[Record set — start]
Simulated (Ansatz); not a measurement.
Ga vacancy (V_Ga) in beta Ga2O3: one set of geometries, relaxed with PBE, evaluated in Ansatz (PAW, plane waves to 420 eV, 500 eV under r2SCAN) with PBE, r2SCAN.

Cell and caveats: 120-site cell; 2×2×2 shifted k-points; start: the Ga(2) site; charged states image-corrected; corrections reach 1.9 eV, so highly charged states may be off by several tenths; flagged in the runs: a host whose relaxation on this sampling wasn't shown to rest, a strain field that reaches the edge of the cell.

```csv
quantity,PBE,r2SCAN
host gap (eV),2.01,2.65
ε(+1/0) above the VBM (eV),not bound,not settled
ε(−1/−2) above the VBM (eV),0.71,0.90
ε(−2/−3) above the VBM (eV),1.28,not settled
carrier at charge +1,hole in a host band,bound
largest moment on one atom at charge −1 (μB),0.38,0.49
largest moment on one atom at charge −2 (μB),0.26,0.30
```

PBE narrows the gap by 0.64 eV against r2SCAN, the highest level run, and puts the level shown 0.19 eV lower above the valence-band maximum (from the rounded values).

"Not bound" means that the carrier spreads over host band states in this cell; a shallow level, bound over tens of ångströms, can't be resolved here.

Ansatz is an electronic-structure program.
[Record set — finish]

■ Work instruction
Each line of the records above, from the first through the one containing "Ga vacancy (V_Ga)", is to be retyped exactly; no other line belongs.

■ Exercise output
Simulated (Ansatz); not a measurement.
Ga vacancy (V_Ga) in beta Ga2O3: one set of geometries, relaxed with PBE, evaluated in Ansatz (PAW, plane waves to 420 eV, 500 eV under r2SCAN) with PBE, r2SCAN.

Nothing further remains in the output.